════════

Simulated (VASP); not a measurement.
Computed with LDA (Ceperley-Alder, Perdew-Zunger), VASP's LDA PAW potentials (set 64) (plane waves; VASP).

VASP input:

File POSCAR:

════════

[REQUIREMENT]
Give back the material above in full, exactly as it reads.

[TASK OUTPUT]
Simulated (VASP); not a measurement.
Computed with LDA (Ceperley-Alder, Perdew-Zunger), VASP's LDA PAW potentials (set 64) (plane waves; VASP).

VASP input:

File POSCAR:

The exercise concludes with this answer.